◆ GIVEN RECORDS
▬▬▬▬▬▬

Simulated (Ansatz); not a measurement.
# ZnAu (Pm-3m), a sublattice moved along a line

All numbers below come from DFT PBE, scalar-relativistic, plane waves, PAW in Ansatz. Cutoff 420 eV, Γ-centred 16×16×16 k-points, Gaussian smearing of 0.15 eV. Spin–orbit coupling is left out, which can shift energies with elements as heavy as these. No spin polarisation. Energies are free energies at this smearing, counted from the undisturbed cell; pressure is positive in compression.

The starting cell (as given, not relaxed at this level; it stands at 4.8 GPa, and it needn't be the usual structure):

▬▬▬▬▬▬

◆ ACTION ITEM
Give back the data above word for word.

◆ WRITTEN REPLY
Simulated (Ansatz); not a measurement.
# ZnAu (Pm-3m), a sublattice moved along a line

All numbers below come from DFT PBE, scalar-relativistic, plane waves, PAW in Ansatz. Cutoff 420 eV, Γ-centred 16×16×16 k-points, Gaussian smearing of 0.15 eV. Spin–orbit coupling is left out, which can shift energies with elements as heavy as these. No spin polarisation. Energies are free energies at this smearing, counted from the undisturbed cell; pressure is positive in compression.

The starting cell (as given, not relaxed at this level; it stands at 4.8 GPa, and it needn't be the usual structure):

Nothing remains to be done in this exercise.